Every record should be written out exactly, please.

-=-=-=-=-

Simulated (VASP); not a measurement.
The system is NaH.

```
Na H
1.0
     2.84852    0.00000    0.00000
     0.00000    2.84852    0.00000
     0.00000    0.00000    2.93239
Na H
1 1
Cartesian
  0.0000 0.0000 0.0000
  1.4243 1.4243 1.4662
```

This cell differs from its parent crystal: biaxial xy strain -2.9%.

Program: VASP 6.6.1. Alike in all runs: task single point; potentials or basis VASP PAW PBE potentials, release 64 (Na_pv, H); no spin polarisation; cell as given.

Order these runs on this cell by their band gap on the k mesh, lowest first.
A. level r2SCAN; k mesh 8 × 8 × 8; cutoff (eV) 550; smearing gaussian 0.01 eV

-=-=-=-=-

- EXERCISE RESULT
Simulated (VASP); not a measurement.
The system is NaH.

```
Na H
1.0
     2.84852    0.00000    0.00000
     0.00000    2.84852    0.00000
     0.00000    0.00000    2.93239
Na H
1 1
Cartesian
  0.0000 0.0000 0.0000
  1.4243 1.4243 1.4662
```

This cell differs from its parent crystal: biaxial xy strain -2.9%.

Program: VASP 6.6.1. Alike in all runs: task single point; potentials or basis VASP PAW PBE potentials, release 64 (Na_pv, H); no spin polarisation; cell as given.

Order these runs on this cell by their band gap on the k mesh, lowest first.
A. level r2SCAN; k mesh 8 × 8 × 8; cutoff (eV) 550; smearing gaussian 0.01 eV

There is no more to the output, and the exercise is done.